WORK INSTRUCTION =>
A word-for-word copy of the whole listing is the required answer.

————

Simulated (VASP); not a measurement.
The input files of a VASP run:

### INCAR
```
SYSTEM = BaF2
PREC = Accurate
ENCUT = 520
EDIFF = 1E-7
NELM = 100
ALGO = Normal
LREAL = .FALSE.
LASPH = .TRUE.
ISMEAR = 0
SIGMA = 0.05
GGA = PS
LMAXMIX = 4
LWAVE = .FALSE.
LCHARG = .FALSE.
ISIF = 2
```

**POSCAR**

————

TASK RESULT =>
Simulated (VASP); not a measurement.
The input files of a VASP run:

### INCAR
```
SYSTEM = BaF2
PREC = Accurate
ENCUT = 520
EDIFF = 1E-7
NELM = 100
ALGO = Normal
LREAL = .FALSE.
LASPH = .TRUE.
ISMEAR = 0
SIGMA = 0.05
GGA = PS
LMAXMIX = 4
LWAVE = .FALSE.
LCHARG = .FALSE.
ISIF = 2
```

**POSCAR**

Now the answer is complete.